# Stored data
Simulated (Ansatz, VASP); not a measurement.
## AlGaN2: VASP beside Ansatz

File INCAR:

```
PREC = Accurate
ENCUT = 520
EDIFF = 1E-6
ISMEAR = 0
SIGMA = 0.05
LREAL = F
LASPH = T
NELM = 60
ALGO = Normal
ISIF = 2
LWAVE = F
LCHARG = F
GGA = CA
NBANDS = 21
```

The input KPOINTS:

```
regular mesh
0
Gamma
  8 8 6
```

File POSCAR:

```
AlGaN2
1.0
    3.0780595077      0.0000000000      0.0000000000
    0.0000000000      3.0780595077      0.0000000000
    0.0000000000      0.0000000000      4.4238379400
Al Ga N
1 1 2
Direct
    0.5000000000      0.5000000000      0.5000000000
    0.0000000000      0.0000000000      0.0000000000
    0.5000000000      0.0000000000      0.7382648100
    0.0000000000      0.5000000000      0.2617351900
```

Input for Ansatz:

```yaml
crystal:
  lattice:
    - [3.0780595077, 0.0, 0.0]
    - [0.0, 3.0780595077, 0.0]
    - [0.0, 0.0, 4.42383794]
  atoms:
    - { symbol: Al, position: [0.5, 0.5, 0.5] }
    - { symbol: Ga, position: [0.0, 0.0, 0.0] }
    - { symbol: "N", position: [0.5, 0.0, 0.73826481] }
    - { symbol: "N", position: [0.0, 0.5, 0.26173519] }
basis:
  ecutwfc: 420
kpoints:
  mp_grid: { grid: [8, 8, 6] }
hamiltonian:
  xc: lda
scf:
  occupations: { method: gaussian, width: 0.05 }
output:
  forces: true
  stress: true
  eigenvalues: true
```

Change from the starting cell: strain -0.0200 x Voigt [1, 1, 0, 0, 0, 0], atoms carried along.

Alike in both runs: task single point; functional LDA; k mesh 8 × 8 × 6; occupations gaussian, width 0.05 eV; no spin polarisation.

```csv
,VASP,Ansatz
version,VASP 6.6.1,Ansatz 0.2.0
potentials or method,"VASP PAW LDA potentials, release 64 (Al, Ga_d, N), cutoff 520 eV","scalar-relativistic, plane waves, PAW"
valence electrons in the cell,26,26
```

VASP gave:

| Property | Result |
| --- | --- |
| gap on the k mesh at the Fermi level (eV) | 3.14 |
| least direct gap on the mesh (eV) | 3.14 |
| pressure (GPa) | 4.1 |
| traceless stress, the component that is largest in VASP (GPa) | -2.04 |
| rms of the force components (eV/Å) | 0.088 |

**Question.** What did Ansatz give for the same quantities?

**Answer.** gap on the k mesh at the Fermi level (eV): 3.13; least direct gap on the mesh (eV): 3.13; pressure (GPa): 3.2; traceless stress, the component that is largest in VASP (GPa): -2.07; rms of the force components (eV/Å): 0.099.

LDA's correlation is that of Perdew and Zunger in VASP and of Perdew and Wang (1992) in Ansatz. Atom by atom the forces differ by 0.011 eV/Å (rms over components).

# Assigned task
The required output is the stretch of entries above from the line containing "the same quantities?" through the line containing "components (eV/Å): 0.099.", reproduced exactly.

# Your response
**Question.** What did Ansatz give for the same quantities?

**Answer.** gap on the k mesh at the Fermi level (eV): 3.13; least direct gap on the mesh (eV): 3.13; pressure (GPa): 3.2; traceless stress, the component that is largest in VASP (GPa): -2.07; rms of the force components (eV/Å): 0.099.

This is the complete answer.